▸ Study material:
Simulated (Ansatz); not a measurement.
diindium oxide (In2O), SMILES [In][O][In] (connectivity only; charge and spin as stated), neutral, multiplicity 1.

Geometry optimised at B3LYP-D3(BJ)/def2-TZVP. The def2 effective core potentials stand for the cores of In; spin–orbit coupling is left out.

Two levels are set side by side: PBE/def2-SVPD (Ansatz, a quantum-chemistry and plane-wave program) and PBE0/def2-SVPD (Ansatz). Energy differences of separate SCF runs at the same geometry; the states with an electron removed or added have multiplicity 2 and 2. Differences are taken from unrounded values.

▸ Assignment: Transcribe the entire listing above exactly.

▸ Response:
Simulated (Ansatz); not a measurement.
diindium oxide (In2O), SMILES [In][O][In] (connectivity only; charge and spin as stated), neutral, multiplicity 1.

Geometry optimised at B3LYP-D3(BJ)/def2-TZVP. The def2 effective core potentials stand for the cores of In; spin–orbit coupling is left out.

Two levels are set side by side: PBE/def2-SVPD (Ansatz, a quantum-chemistry and plane-wave program) and PBE0/def2-SVPD (Ansatz). Energy differences of separate SCF runs at the same geometry; the states with an electron removed or added have multiplicity 2 and 2. Differences are taken from unrounded values.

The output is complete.